DATA LISTING Start Marker

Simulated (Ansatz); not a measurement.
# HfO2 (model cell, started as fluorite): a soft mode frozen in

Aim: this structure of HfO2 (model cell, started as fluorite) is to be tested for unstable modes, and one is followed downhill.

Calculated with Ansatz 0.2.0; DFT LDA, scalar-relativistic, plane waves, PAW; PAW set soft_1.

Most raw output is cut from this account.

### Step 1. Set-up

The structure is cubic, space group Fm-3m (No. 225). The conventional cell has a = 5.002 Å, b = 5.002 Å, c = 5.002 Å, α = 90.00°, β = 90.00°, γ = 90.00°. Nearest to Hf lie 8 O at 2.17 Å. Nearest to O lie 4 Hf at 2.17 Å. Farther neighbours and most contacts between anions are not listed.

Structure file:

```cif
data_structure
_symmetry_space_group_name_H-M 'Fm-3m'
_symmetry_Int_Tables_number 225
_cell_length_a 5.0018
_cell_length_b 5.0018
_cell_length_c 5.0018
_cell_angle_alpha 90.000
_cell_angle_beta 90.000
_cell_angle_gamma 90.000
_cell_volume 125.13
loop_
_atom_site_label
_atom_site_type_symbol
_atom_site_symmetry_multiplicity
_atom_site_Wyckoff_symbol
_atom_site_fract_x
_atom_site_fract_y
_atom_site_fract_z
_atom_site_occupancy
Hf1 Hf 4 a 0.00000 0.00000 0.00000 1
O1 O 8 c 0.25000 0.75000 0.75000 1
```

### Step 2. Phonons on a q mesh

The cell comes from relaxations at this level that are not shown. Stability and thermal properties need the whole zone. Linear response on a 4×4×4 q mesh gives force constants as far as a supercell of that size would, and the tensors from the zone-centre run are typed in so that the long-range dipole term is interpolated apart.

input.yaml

DATA LISTING End Marker

Taking the lines above, repeat exactly those from the line that contains "### Step 2. Phonons on a q mesh" through the line that contains "The cell comes", and both of those lines as well. Include nothing else.

### Step 2. Phonons on a q mesh

The cell comes from relaxations at this level that are not shown. Stability and thermal properties need the whole zone. Linear response on a 4×4×4 q mesh gives force constants as far as a supercell of that size would, and the tensors from the zone-centre run are typed in so that the long-range dipole term is interpolated apart.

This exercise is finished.